ACTIVITY: Once you reach the line containing "(1) Predict the relaxed volume." in the entries below, write out that line and each one after it down to the line containing "(3) Pm-3m (No. 221).", exactly and with nothing added.

ENTRIES PROVIDED:
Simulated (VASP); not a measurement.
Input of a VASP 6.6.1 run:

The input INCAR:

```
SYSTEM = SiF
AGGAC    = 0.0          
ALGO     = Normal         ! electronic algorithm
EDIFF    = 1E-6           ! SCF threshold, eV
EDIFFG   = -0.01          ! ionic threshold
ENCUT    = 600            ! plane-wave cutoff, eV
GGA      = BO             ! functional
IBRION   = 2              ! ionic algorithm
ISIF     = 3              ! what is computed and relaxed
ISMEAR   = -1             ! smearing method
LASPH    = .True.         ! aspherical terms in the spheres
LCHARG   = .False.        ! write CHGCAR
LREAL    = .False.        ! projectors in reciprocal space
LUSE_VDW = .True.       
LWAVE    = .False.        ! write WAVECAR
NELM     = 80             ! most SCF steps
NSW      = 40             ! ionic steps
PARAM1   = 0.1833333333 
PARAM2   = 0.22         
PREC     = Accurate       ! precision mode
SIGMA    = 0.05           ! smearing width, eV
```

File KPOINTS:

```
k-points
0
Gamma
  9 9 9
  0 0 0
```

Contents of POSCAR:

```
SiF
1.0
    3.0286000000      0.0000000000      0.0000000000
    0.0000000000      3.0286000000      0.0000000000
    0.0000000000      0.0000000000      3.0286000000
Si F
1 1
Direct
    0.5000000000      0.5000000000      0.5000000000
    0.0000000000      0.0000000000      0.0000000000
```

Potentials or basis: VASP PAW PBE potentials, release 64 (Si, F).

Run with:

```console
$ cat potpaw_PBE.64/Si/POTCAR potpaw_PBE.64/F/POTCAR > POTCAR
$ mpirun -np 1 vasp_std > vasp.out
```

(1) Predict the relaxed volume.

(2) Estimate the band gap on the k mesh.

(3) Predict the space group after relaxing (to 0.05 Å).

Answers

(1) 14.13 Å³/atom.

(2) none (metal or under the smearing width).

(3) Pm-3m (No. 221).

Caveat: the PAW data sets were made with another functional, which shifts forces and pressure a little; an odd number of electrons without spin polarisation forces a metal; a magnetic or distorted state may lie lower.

RESULT:
(1) Predict the relaxed volume.

(2) Estimate the band gap on the k mesh.

(3) Predict the space group after relaxing (to 0.05 Å).

Answers

(1) 14.13 Å³/atom.

(2) none (metal or under the smearing width).

(3) Pm-3m (No. 221).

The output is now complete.